* [ACTION ITEM]:
From the first line of the records through the line containing "Symmetry labels are", retype every line exactly and nothing else.

== Segment start ==

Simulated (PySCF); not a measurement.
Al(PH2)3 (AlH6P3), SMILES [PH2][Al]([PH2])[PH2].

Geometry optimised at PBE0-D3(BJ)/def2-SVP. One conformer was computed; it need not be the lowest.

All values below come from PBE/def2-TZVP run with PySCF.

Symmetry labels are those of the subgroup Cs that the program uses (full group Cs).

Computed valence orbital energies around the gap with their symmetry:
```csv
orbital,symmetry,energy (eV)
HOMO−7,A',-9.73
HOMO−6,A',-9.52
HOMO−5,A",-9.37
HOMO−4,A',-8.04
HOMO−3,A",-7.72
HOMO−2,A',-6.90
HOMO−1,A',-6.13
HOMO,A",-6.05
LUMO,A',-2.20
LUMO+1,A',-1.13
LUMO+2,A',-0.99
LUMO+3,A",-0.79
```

== Segment end ==

* [ANSWER AREA]:
Simulated (PySCF); not a measurement.
Al(PH2)3 (AlH6P3), SMILES [PH2][Al]([PH2])[PH2].

Geometry optimised at PBE0-D3(BJ)/def2-SVP. One conformer was computed; it need not be the lowest.

All values below come from PBE/def2-TZVP run with PySCF.

Symmetry labels are those of the subgroup Cs that the program uses (full group Cs).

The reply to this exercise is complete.